Top of Information supplied

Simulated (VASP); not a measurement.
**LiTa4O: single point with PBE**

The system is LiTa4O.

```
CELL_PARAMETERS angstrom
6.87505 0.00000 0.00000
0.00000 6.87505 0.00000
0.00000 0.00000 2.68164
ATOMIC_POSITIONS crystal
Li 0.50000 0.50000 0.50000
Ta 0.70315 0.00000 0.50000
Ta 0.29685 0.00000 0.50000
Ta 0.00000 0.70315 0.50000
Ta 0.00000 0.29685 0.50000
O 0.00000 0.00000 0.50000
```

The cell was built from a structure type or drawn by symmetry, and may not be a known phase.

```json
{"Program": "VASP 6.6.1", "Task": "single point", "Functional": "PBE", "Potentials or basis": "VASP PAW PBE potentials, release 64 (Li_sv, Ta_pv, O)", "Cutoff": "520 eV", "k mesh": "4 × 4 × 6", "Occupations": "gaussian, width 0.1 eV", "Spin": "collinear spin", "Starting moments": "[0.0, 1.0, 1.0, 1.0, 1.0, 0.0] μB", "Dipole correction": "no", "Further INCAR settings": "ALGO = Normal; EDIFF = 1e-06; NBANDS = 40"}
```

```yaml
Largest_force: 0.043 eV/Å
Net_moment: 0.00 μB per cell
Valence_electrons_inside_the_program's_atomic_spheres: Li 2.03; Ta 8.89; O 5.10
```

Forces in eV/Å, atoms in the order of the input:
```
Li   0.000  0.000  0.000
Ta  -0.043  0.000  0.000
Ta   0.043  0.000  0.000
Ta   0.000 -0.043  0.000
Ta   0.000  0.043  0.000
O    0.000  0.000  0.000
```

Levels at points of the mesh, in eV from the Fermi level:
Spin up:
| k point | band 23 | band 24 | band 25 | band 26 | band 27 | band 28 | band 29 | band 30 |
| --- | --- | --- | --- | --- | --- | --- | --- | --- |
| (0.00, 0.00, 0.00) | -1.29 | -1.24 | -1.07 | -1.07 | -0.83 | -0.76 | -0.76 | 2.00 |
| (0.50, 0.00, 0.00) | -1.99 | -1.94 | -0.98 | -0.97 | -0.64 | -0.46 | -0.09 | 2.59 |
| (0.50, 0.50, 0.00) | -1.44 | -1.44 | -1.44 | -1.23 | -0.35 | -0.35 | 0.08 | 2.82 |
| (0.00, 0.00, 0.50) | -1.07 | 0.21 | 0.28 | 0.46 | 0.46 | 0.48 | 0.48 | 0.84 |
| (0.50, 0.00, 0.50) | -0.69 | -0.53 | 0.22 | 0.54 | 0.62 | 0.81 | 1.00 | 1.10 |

Bottom of Information supplied

Work order
Beginning at the line with "0.08 | 2.82 |" and stopping after the line with "0.48 | 0.84 |", please write out every line of the data above exactly and nothing else.

Exercise output
| (0.50, 0.50, 0.00) | -1.44 | -1.44 | -1.44 | -1.23 | -0.35 | -0.35 | 0.08 | 2.82 |
| (0.00, 0.00, 0.50) | -1.07 | 0.21 | 0.28 | 0.46 | 0.46 | 0.48 | 0.48 | 0.84 |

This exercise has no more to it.